Repeat the lines of the data that follow, please, starting at the first and stopping after the one with "WOSFCl, SMILES [S]=[W]([Cl])(=[O])[F], multiplicity".

++++ Provided records

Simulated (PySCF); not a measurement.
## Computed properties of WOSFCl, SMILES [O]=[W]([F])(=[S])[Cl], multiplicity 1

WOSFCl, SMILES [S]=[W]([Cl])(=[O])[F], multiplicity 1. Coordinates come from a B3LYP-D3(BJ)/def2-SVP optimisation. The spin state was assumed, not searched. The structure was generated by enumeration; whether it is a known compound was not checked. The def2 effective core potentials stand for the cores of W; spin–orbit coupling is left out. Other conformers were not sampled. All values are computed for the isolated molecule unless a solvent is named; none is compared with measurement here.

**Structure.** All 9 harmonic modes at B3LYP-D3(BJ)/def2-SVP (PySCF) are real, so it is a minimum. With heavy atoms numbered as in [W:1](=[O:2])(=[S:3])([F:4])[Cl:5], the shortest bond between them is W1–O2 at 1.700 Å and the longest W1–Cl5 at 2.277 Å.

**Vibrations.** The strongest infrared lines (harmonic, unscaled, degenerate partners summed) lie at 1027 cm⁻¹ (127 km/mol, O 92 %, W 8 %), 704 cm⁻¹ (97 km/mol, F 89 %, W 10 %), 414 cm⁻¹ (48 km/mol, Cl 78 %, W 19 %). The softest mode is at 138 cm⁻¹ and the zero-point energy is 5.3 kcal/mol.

++++++++

### Exercise output:
Simulated (PySCF); not a measurement.
## Computed properties of WOSFCl, SMILES [O]=[W]([F])(=[S])[Cl], multiplicity 1

WOSFCl, SMILES [S]=[W]([Cl])(=[O])[F], multiplicity 1. Coordinates come from a B3LYP-D3(BJ)/def2-SVP optimisation. The spin state was assumed, not searched. The structure was generated by enumeration; whether it is a known compound was not checked. The def2 effective core potentials stand for the cores of W; spin–orbit coupling is left out. Other conformers were not sampled. All values are computed for the isolated molecule unless a solvent is named; none is compared with measurement here.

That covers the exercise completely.